Activity:
Write out exactly the lines from the start of the entries through the one that contains "1.50 | 3.43 |", including both.

Record set:
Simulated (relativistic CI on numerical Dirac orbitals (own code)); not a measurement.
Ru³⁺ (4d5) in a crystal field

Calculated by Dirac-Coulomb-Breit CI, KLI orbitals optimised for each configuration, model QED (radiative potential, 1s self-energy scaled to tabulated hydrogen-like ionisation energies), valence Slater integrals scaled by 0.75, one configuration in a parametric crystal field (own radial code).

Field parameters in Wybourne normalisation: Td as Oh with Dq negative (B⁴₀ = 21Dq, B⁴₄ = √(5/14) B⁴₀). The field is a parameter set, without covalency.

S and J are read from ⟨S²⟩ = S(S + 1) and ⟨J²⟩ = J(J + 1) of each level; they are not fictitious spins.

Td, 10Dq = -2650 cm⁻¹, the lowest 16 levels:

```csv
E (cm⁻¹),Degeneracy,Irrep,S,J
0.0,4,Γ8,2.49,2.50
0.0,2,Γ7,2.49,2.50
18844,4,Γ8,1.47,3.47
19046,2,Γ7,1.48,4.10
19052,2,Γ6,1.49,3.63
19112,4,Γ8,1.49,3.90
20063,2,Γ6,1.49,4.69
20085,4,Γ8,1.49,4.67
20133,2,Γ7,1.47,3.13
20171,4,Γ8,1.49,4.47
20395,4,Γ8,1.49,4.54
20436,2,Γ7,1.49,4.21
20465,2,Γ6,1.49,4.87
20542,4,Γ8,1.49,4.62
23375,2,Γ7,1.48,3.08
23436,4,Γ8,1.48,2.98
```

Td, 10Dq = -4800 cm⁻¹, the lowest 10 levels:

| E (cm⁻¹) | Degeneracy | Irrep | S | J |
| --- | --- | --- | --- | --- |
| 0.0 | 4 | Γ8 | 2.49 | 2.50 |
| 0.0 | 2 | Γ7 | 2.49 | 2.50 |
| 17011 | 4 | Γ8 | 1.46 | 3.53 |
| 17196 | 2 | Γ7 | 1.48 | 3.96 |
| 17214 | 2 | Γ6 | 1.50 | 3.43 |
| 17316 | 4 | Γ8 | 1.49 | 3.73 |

Your solution:
Simulated (relativistic CI on numerical Dirac orbitals (own code)); not a measurement.
Ru³⁺ (4d5) in a crystal field

Calculated by Dirac-Coulomb-Breit CI, KLI orbitals optimised for each configuration, model QED (radiative potential, 1s self-energy scaled to tabulated hydrogen-like ionisation energies), valence Slater integrals scaled by 0.75, one configuration in a parametric crystal field (own radial code).

Field parameters in Wybourne normalisation: Td as Oh with Dq negative (B⁴₀ = 21Dq, B⁴₄ = √(5/14) B⁴₀). The field is a parameter set, without covalency.

S and J are read from ⟨S²⟩ = S(S + 1) and ⟨J²⟩ = J(J + 1) of each level; they are not fictitious spins.

Td, 10Dq = -2650 cm⁻¹, the lowest 16 levels:

```csv
E (cm⁻¹),Degeneracy,Irrep,S,J
0.0,4,Γ8,2.49,2.50
0.0,2,Γ7,2.49,2.50
18844,4,Γ8,1.47,3.47
19046,2,Γ7,1.48,4.10
19052,2,Γ6,1.49,3.63
19112,4,Γ8,1.49,3.90
20063,2,Γ6,1.49,4.69
20085,4,Γ8,1.49,4.67
20133,2,Γ7,1.47,3.13
20171,4,Γ8,1.49,4.47
20395,4,Γ8,1.49,4.54
20436,2,Γ7,1.49,4.21
20465,2,Γ6,1.49,4.87
20542,4,Γ8,1.49,4.62
23375,2,Γ7,1.48,3.08
23436,4,Γ8,1.48,2.98
```

Td, 10Dq = -4800 cm⁻¹, the lowest 10 levels:

| E (cm⁻¹) | Degeneracy | Irrep | S | J |
| --- | --- | --- | --- | --- |
| 0.0 | 4 | Γ8 | 2.49 | 2.50 |
| 0.0 | 2 | Γ7 | 2.49 | 2.50 |
| 17011 | 4 | Γ8 | 1.46 | 3.53 |
| 17196 | 2 | Γ7 | 1.48 | 3.96 |
| 17214 | 2 | Γ6 | 1.50 | 3.43 |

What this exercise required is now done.